» **STUDY MATERIAL**:

>>>

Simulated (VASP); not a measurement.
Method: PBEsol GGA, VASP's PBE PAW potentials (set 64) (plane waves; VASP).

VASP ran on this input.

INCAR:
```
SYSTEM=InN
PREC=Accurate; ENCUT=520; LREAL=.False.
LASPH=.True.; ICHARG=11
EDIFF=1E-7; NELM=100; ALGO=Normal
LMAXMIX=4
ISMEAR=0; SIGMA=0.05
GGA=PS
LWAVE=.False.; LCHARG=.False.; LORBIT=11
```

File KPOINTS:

<<<

» **REQUIRED ACTION**: Word for word, give the material above a second time.

» **RESPONSE**:
Simulated (VASP); not a measurement.
Method: PBEsol GGA, VASP's PBE PAW potentials (set 64) (plane waves; VASP).

VASP ran on this input.

INCAR:
```
SYSTEM=InN
PREC=Accurate; ENCUT=520; LREAL=.False.
LASPH=.True.; ICHARG=11
EDIFF=1E-7; NELM=100; ALGO=Normal
LMAXMIX=4
ISMEAR=0; SIGMA=0.05
GGA=PS
LWAVE=.False.; LCHARG=.False.; LORBIT=11
```

File KPOINTS:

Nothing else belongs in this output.